Input data:
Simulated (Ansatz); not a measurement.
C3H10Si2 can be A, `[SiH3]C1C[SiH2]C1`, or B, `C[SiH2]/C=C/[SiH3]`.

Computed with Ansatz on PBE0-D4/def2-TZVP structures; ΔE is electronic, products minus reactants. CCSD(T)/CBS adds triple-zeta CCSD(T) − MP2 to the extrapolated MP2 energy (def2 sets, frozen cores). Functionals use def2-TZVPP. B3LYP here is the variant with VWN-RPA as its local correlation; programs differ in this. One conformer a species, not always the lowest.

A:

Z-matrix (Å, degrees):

Assigned task: Repeat the material exactly. Begin with its first line and end with the line that has "C3H10Si2 can be".

Response:
Simulated (Ansatz); not a measurement.
C3H10Si2 can be A, `[SiH3]C1C[SiH2]C1`, or B, `C[SiH2]/C=C/[SiH3]`.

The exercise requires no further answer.